■ **WORK ORDER**: Repeat word for word every line of the data below, from the first through the line containing "spin polarisation |", and stop there.

##### RECORDS PROVIDED #####

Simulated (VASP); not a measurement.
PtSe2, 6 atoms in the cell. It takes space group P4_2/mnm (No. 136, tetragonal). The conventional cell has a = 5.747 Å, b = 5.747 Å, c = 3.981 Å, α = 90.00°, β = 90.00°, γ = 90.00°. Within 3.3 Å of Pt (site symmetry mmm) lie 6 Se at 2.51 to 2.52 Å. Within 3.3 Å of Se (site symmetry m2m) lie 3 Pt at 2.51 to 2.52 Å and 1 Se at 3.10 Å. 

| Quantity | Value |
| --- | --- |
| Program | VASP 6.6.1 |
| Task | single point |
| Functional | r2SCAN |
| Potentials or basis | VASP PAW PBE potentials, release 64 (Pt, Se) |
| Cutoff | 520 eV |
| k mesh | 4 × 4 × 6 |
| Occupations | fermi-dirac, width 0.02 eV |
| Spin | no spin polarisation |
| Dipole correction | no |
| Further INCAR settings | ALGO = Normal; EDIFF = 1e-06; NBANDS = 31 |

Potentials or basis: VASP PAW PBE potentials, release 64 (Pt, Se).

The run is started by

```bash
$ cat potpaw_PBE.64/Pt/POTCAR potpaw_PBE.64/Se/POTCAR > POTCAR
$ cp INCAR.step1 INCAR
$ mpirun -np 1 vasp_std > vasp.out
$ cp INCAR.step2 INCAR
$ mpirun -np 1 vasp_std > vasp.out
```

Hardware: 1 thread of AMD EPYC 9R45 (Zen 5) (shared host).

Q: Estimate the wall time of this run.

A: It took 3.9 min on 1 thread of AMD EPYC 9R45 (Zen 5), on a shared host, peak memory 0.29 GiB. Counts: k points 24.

#####

■ **RESPONSE**:
Simulated (VASP); not a measurement.
PtSe2, 6 atoms in the cell. It takes space group P4_2/mnm (No. 136, tetragonal). The conventional cell has a = 5.747 Å, b = 5.747 Å, c = 3.981 Å, α = 90.00°, β = 90.00°, γ = 90.00°. Within 3.3 Å of Pt (site symmetry mmm) lie 6 Se at 2.51 to 2.52 Å. Within 3.3 Å of Se (site symmetry m2m) lie 3 Pt at 2.51 to 2.52 Å and 1 Se at 3.10 Å. 

| Quantity | Value |
| --- | --- |
| Program | VASP 6.6.1 |
| Task | single point |
| Functional | r2SCAN |
| Potentials or basis | VASP PAW PBE potentials, release 64 (Pt, Se) |
| Cutoff | 520 eV |
| k mesh | 4 × 4 × 6 |
| Occupations | fermi-dirac, width 0.02 eV |
| Spin | no spin polarisation |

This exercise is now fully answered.